◆ **The data**:
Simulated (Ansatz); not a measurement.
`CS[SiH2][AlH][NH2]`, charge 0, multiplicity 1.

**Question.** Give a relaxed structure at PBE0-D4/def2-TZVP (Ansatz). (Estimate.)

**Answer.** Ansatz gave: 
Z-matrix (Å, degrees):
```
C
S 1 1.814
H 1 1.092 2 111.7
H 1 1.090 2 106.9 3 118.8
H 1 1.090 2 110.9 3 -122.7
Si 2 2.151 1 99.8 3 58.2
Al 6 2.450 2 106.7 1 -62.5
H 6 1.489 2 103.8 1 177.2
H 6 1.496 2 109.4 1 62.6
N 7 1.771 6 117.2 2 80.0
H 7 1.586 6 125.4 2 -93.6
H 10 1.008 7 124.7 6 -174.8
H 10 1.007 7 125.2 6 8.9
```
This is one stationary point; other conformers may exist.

◆ **Work instruction**: The full listing, top to bottom: write it out again exactly.

◆ **Exercise output**:
Simulated (Ansatz); not a measurement.
`CS[SiH2][AlH][NH2]`, charge 0, multiplicity 1.

**Question.** Give a relaxed structure at PBE0-D4/def2-TZVP (Ansatz). (Estimate.)

**Answer.** Ansatz gave: 
Z-matrix (Å, degrees):
```
C
S 1 1.814
H 1 1.092 2 111.7
H 1 1.090 2 106.9 3 118.8
H 1 1.090 2 110.9 3 -122.7
Si 2 2.151 1 99.8 3 58.2
Al 6 2.450 2 106.7 1 -62.5
H 6 1.489 2 103.8 1 177.2
H 6 1.496 2 109.4 1 62.6
N 7 1.771 6 117.2 2 80.0
H 7 1.586 6 125.4 2 -93.6
H 10 1.008 7 124.7 6 -174.8
H 10 1.007 7 125.2 6 8.9
```
This is one stationary point; other conformers may exist.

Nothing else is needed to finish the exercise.